* **Data**
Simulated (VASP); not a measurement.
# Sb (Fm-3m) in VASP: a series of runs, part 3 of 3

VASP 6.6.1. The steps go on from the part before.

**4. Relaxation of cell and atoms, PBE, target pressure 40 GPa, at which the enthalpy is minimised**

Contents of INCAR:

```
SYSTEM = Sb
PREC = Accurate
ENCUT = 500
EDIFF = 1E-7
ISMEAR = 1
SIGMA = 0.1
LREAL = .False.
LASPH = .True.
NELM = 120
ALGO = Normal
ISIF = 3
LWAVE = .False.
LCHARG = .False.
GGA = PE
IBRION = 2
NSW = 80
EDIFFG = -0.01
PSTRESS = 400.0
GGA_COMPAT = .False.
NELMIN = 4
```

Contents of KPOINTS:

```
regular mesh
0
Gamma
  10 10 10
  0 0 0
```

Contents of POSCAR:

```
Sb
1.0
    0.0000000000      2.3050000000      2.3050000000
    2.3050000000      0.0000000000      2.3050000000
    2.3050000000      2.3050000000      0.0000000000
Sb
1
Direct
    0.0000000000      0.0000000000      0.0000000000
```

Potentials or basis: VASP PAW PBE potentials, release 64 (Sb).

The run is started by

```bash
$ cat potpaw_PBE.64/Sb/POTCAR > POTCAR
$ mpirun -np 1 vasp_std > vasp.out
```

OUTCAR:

* **Activity**
Restate word for word the entries above, starting at the line with "enthalpy is minimised**" and ending at the line with "Potentials or basis: VASP", inclusive, and no others.

* **Solution**
**4. Relaxation of cell and atoms, PBE, target pressure 40 GPa, at which the enthalpy is minimised**

Contents of INCAR:

```
SYSTEM = Sb
PREC = Accurate
ENCUT = 500
EDIFF = 1E-7
ISMEAR = 1
SIGMA = 0.1
LREAL = .False.
LASPH = .True.
NELM = 120
ALGO = Normal
ISIF = 3
LWAVE = .False.
LCHARG = .False.
GGA = PE
IBRION = 2
NSW = 80
EDIFFG = -0.01
PSTRESS = 400.0
GGA_COMPAT = .False.
NELMIN = 4
```

Contents of KPOINTS:

```
regular mesh
0
Gamma
  10 10 10
  0 0 0
```

Contents of POSCAR:

```
Sb
1.0
    0.0000000000      2.3050000000      2.3050000000
    2.3050000000      0.0000000000      2.3050000000
    2.3050000000      2.3050000000      0.0000000000
Sb
1
Direct
    0.0000000000      0.0000000000      0.0000000000
```

Potentials or basis: VASP PAW PBE potentials, release 64 (Sb).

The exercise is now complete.